WORK ORDER: Quote the material below exactly as written, from the first line to the line that holds "All values below", endpoints included.

INFORMATION:
---+---

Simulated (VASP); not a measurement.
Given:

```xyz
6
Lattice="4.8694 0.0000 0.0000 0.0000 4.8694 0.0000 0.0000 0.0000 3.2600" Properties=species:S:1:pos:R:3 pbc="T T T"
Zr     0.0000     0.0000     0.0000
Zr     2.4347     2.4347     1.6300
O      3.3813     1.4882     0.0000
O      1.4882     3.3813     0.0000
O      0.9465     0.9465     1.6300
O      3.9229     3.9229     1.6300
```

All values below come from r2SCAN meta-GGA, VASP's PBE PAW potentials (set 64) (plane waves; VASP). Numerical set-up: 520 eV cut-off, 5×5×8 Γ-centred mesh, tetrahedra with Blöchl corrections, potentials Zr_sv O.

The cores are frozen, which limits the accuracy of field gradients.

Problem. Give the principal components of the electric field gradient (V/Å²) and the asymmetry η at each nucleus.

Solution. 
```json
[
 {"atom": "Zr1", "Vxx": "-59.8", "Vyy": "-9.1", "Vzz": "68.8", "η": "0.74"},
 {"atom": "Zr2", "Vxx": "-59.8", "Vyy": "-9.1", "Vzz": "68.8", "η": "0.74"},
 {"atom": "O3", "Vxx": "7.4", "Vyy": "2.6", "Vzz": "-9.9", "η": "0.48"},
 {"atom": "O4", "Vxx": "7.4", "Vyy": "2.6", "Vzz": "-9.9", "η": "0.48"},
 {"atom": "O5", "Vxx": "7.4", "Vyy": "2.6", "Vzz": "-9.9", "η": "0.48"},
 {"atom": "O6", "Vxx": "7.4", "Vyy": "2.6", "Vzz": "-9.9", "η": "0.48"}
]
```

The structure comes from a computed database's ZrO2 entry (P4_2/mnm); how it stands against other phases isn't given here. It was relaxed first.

---+---

RESPONSE:
Simulated (VASP); not a measurement.
Given:

```xyz
6
Lattice="4.8694 0.0000 0.0000 0.0000 4.8694 0.0000 0.0000 0.0000 3.2600" Properties=species:S:1:pos:R:3 pbc="T T T"
Zr     0.0000     0.0000     0.0000
Zr     2.4347     2.4347     1.6300
O      3.3813     1.4882     0.0000
O      1.4882     3.3813     0.0000
O      0.9465     0.9465     1.6300
O      3.9229     3.9229     1.6300
```

All values below come from r2SCAN meta-GGA, VASP's PBE PAW potentials (set 64) (plane waves; VASP). Numerical set-up: 520 eV cut-off, 5×5×8 Γ-centred mesh, tetrahedra with Blöchl corrections, potentials Zr_sv O.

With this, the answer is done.